§ Activity
Could you set down every entry below exactly as it is?

┌─ Extracted data

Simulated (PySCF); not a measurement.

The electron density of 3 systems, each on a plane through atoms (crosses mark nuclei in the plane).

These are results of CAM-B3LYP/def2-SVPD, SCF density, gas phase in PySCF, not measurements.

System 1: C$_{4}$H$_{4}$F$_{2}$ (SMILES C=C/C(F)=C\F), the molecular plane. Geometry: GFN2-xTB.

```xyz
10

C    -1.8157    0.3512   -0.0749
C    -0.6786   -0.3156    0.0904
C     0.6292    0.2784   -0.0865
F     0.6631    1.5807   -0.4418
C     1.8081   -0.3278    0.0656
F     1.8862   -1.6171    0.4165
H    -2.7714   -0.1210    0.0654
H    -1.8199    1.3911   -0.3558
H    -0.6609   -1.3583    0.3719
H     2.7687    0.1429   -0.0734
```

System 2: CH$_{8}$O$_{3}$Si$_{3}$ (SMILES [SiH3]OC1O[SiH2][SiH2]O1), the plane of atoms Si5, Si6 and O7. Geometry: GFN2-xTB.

└─

§ Your response
Simulated (PySCF); not a measurement.

The electron density of 3 systems, each on a plane through atoms (crosses mark nuclei in the plane).

These are results of CAM-B3LYP/def2-SVPD, SCF density, gas phase in PySCF, not measurements.

System 1: C$_{4}$H$_{4}$F$_{2}$ (SMILES C=C/C(F)=C\F), the molecular plane. Geometry: GFN2-xTB.

```xyz
10

C    -1.8157    0.3512   -0.0749
C    -0.6786   -0.3156    0.0904
C     0.6292    0.2784   -0.0865
F     0.6631    1.5807   -0.4418
C     1.8081   -0.3278    0.0656
F     1.8862   -1.6171    0.4165
H    -2.7714   -0.1210    0.0654
H    -1.8199    1.3911   -0.3558
H    -0.6609   -1.3583    0.3719
H     2.7687    0.1429   -0.0734
```

System 2: CH$_{8}$O$_{3}$Si$_{3}$ (SMILES [SiH3]OC1O[SiH2][SiH2]O1), the plane of atoms Si5, Si6 and O7. Geometry: GFN2-xTB.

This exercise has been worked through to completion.